Work instruction :: Go through the entries below from the first line and output each one exactly, up to and including the line with "## Step 1: The starting structure".

•••••
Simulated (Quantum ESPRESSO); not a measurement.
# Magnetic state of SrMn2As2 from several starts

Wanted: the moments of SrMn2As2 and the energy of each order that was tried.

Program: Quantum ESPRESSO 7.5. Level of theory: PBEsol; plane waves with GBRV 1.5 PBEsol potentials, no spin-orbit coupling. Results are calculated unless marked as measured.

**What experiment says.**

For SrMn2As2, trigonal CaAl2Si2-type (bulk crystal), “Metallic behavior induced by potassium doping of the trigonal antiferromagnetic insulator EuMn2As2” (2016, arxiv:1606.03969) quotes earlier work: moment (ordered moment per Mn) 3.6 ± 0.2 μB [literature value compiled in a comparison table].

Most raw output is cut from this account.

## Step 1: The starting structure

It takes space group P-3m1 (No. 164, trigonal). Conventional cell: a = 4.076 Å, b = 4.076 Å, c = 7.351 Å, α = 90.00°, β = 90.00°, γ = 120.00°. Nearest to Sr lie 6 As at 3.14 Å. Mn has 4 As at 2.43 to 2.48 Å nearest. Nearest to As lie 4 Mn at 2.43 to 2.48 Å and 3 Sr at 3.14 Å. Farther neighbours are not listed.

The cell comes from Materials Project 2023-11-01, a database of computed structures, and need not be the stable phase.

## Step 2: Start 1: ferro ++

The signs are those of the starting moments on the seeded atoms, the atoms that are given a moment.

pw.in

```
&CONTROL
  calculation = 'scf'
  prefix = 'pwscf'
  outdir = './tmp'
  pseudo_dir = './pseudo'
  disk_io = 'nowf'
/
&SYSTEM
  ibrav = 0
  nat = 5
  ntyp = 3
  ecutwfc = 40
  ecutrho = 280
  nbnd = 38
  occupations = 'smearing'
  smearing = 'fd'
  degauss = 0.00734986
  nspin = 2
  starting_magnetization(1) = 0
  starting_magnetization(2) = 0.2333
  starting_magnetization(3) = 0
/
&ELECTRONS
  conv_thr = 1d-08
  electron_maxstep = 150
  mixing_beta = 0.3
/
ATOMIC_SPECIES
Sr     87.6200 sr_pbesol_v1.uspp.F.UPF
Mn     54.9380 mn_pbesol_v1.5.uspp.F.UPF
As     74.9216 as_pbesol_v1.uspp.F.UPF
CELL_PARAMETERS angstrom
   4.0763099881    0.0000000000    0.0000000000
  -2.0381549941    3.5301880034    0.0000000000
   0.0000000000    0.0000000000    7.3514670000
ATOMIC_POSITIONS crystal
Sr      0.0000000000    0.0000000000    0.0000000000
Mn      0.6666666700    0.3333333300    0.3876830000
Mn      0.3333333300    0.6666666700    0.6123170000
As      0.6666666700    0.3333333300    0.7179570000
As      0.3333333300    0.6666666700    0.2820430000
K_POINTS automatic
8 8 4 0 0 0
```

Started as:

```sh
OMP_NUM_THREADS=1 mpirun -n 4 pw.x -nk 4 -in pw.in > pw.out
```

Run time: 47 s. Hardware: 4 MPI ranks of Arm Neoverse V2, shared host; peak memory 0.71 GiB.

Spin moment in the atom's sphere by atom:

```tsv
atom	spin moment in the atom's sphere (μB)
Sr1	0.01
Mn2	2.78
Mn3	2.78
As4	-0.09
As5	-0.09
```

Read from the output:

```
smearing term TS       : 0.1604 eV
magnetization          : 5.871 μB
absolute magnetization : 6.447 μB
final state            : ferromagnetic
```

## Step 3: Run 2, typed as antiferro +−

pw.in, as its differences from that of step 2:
•••••

Problem solution ::
Simulated (Quantum ESPRESSO); not a measurement.
# Magnetic state of SrMn2As2 from several starts

Wanted: the moments of SrMn2As2 and the energy of each order that was tried.

Program: Quantum ESPRESSO 7.5. Level of theory: PBEsol; plane waves with GBRV 1.5 PBEsol potentials, no spin-orbit coupling. Results are calculated unless marked as measured.

**What experiment says.**

For SrMn2As2, trigonal CaAl2Si2-type (bulk crystal), “Metallic behavior induced by potassium doping of the trigonal antiferromagnetic insulator EuMn2As2” (2016, arxiv:1606.03969) quotes earlier work: moment (ordered moment per Mn) 3.6 ± 0.2 μB [literature value compiled in a comparison table].

Most raw output is cut from this account.

## Step 1: The starting structure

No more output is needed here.